◆ ASSIGNMENT:
Up to and including the line that contains "Task: How well", reproduce every line exactly, beginning with the first line below.

========

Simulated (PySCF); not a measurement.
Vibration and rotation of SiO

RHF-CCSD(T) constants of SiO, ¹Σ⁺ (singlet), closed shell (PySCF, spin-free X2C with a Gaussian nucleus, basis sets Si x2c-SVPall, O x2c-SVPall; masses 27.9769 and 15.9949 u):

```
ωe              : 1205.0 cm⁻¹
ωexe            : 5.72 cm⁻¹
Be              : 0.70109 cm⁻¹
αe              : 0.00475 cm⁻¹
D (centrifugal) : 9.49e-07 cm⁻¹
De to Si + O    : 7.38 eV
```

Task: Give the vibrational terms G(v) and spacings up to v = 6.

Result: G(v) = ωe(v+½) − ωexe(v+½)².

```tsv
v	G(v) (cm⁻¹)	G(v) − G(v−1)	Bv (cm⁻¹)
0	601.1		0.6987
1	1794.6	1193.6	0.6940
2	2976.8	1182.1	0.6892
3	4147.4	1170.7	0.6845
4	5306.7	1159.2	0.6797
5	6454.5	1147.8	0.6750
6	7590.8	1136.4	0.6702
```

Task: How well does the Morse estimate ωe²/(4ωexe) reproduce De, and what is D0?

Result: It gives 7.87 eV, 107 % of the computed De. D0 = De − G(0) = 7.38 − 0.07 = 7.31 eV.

========

◆ REPLY:
Simulated (PySCF); not a measurement.
Vibration and rotation of SiO

RHF-CCSD(T) constants of SiO, ¹Σ⁺ (singlet), closed shell (PySCF, spin-free X2C with a Gaussian nucleus, basis sets Si x2c-SVPall, O x2c-SVPall; masses 27.9769 and 15.9949 u):

```
ωe              : 1205.0 cm⁻¹
ωexe            : 5.72 cm⁻¹
Be              : 0.70109 cm⁻¹
αe              : 0.00475 cm⁻¹
D (centrifugal) : 9.49e-07 cm⁻¹
De to Si + O    : 7.38 eV
```

Task: Give the vibrational terms G(v) and spacings up to v = 6.

Result: G(v) = ωe(v+½) − ωexe(v+½)².

```tsv
v	G(v) (cm⁻¹)	G(v) − G(v−1)	Bv (cm⁻¹)
0	601.1		0.6987
1	1794.6	1193.6	0.6940
2	2976.8	1182.1	0.6892
3	4147.4	1170.7	0.6845
4	5306.7	1159.2	0.6797
5	6454.5	1147.8	0.6750
6	7590.8	1136.4	0.6702
```

Task: How well does the Morse estimate ωe²/(4ωexe) reproduce De, and what is D0?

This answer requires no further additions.